▬▬▬▬▬▬

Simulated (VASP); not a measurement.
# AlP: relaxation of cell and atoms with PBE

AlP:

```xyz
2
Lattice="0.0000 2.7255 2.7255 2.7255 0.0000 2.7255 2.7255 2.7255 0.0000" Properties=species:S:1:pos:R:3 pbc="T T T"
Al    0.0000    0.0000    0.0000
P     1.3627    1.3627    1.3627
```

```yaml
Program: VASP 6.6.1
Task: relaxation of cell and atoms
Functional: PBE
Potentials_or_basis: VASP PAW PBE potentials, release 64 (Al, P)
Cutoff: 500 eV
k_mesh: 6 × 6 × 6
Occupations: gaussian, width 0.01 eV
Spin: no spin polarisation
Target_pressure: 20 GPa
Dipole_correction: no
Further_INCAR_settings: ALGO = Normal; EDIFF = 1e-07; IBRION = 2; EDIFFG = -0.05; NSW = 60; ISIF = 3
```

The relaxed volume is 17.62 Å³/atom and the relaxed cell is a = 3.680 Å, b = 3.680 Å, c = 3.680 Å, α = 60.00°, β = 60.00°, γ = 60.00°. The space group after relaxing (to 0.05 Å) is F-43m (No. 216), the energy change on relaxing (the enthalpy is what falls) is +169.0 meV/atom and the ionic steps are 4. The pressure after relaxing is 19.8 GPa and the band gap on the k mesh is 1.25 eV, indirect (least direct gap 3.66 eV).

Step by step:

▬▬▬▬▬▬

• EXERCISE:
Print the records again in full, exactly as they appear above.

• EXERCISE ANSWER:
Simulated (VASP); not a measurement.
# AlP: relaxation of cell and atoms with PBE

AlP:

```xyz
2
Lattice="0.0000 2.7255 2.7255 2.7255 0.0000 2.7255 2.7255 2.7255 0.0000" Properties=species:S:1:pos:R:3 pbc="T T T"
Al    0.0000    0.0000    0.0000
P     1.3627    1.3627    1.3627
```

```yaml
Program: VASP 6.6.1
Task: relaxation of cell and atoms
Functional: PBE
Potentials_or_basis: VASP PAW PBE potentials, release 64 (Al, P)
Cutoff: 500 eV
k_mesh: 6 × 6 × 6
Occupations: gaussian, width 0.01 eV
Spin: no spin polarisation
Target_pressure: 20 GPa
Dipole_correction: no
Further_INCAR_settings: ALGO = Normal; EDIFF = 1e-07; IBRION = 2; EDIFFG = -0.05; NSW = 60; ISIF = 3
```

The relaxed volume is 17.62 Å³/atom and the relaxed cell is a = 3.680 Å, b = 3.680 Å, c = 3.680 Å, α = 60.00°, β = 60.00°, γ = 60.00°. The space group after relaxing (to 0.05 Å) is F-43m (No. 216), the energy change on relaxing (the enthalpy is what falls) is +169.0 meV/atom and the ionic steps are 4. The pressure after relaxing is 19.8 GPa and the band gap on the k mesh is 1.25 eV, indirect (least direct gap 3.66 eV).

Step by step:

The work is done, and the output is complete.